● Entries shown:
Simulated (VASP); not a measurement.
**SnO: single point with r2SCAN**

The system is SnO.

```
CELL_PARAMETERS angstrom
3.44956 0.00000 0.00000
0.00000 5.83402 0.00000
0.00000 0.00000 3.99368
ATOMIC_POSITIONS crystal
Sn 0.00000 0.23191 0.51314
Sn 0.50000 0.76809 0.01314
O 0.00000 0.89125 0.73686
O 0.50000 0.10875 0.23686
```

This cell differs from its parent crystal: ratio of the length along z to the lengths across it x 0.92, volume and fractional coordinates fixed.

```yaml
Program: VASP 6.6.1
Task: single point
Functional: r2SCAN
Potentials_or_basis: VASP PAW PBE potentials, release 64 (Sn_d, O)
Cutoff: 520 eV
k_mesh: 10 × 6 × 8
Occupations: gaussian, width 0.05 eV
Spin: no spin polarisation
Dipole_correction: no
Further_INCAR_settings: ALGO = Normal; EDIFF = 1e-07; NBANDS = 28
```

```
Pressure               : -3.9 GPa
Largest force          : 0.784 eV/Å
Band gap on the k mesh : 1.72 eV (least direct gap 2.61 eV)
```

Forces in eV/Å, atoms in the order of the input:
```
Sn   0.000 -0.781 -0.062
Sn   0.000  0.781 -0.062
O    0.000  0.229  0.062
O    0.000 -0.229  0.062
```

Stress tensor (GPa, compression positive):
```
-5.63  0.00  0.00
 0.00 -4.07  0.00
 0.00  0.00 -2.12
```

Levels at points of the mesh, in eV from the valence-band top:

● Work order: Give back every entry, word for word.

● Response box:
Simulated (VASP); not a measurement.
**SnO: single point with r2SCAN**

The system is SnO.

```
CELL_PARAMETERS angstrom
3.44956 0.00000 0.00000
0.00000 5.83402 0.00000
0.00000 0.00000 3.99368
ATOMIC_POSITIONS crystal
Sn 0.00000 0.23191 0.51314
Sn 0.50000 0.76809 0.01314
O 0.00000 0.89125 0.73686
O 0.50000 0.10875 0.23686
```

This cell differs from its parent crystal: ratio of the length along z to the lengths across it x 0.92, volume and fractional coordinates fixed.

```yaml
Program: VASP 6.6.1
Task: single point
Functional: r2SCAN
Potentials_or_basis: VASP PAW PBE potentials, release 64 (Sn_d, O)
Cutoff: 520 eV
k_mesh: 10 × 6 × 8
Occupations: gaussian, width 0.05 eV
Spin: no spin polarisation
Dipole_correction: no
Further_INCAR_settings: ALGO = Normal; EDIFF = 1e-07; NBANDS = 28
```

```
Pressure               : -3.9 GPa
Largest force          : 0.784 eV/Å
Band gap on the k mesh : 1.72 eV (least direct gap 2.61 eV)
```

Forces in eV/Å, atoms in the order of the input:
```
Sn   0.000 -0.781 -0.062
Sn   0.000  0.781 -0.062
O    0.000  0.229  0.062
O    0.000 -0.229  0.062
```

Stress tensor (GPa, compression positive):
```
-5.63  0.00  0.00
 0.00 -4.07  0.00
 0.00  0.00 -2.12
```

Levels at points of the mesh, in eV from the valence-band top:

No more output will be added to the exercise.